- Dataset:
== Segment start ==
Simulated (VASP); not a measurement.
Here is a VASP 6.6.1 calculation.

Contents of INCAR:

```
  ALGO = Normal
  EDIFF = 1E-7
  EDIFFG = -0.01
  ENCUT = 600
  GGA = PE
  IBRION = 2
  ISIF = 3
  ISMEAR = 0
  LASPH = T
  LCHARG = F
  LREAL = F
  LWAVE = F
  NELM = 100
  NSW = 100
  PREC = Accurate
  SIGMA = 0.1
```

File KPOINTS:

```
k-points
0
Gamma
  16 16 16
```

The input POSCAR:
== Segment end ==

- Brief: Each entry above must be retyped exactly.

- Task result:
Simulated (VASP); not a measurement.
Here is a VASP 6.6.1 calculation.

Contents of INCAR:

```
  ALGO = Normal
  EDIFF = 1E-7
  EDIFFG = -0.01
  ENCUT = 600
  GGA = PE
  IBRION = 2
  ISIF = 3
  ISMEAR = 0
  LASPH = T
  LCHARG = F
  LREAL = F
  LWAVE = F
  NELM = 100
  NSW = 100
  PREC = Accurate
  SIGMA = 0.1
```

File KPOINTS:

```
k-points
0
Gamma
  16 16 16
```

The input POSCAR:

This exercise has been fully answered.